Data extract
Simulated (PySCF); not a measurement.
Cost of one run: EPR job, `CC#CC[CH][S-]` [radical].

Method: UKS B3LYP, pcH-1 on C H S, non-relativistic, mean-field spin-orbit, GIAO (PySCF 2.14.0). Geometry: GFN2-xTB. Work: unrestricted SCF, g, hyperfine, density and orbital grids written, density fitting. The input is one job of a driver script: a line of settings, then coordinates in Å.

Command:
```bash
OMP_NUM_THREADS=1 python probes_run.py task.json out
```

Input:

Work instruction
When you respond, give the whole listing again exactly as written.

Worked solution
Simulated (PySCF); not a measurement.
Cost of one run: EPR job, `CC#CC[CH][S-]` [radical].

Method: UKS B3LYP, pcH-1 on C H S, non-relativistic, mean-field spin-orbit, GIAO (PySCF 2.14.0). Geometry: GFN2-xTB. Work: unrestricted SCF, g, hyperfine, density and orbital grids written, density fitting. The input is one job of a driver script: a line of settings, then coordinates in Å.

Command:
```bash
OMP_NUM_THREADS=1 python probes_run.py task.json out
```

Input:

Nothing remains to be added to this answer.